*-*-*
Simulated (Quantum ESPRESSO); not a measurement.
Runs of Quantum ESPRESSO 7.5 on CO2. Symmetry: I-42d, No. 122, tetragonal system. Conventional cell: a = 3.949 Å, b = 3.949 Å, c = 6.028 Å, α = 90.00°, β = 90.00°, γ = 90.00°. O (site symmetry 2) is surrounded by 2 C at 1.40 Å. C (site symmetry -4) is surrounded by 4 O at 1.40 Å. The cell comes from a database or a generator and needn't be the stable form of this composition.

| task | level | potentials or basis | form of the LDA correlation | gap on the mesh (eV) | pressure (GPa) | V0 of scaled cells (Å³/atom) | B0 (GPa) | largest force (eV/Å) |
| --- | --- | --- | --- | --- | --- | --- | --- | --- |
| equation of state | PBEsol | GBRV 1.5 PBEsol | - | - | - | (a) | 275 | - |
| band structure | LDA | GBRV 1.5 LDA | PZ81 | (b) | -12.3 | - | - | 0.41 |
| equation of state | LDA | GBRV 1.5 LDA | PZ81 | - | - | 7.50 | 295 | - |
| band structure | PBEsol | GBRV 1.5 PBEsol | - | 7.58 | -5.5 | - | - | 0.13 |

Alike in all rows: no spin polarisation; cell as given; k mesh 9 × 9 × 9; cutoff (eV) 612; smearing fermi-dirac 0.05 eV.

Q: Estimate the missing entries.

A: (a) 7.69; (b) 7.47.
*-*-*

WORK INSTRUCTION | Reply with the lines from the first line of the entries through the line that contains "force (eV/Å) |", repeated exactly with both ends kept, and with nothing else.

RESPONSE |
Simulated (Quantum ESPRESSO); not a measurement.
Runs of Quantum ESPRESSO 7.5 on CO2. Symmetry: I-42d, No. 122, tetragonal system. Conventional cell: a = 3.949 Å, b = 3.949 Å, c = 6.028 Å, α = 90.00°, β = 90.00°, γ = 90.00°. O (site symmetry 2) is surrounded by 2 C at 1.40 Å. C (site symmetry -4) is surrounded by 4 O at 1.40 Å. The cell comes from a database or a generator and needn't be the stable form of this composition.

| task | level | potentials or basis | form of the LDA correlation | gap on the mesh (eV) | pressure (GPa) | V0 of scaled cells (Å³/atom) | B0 (GPa) | largest force (eV/Å) |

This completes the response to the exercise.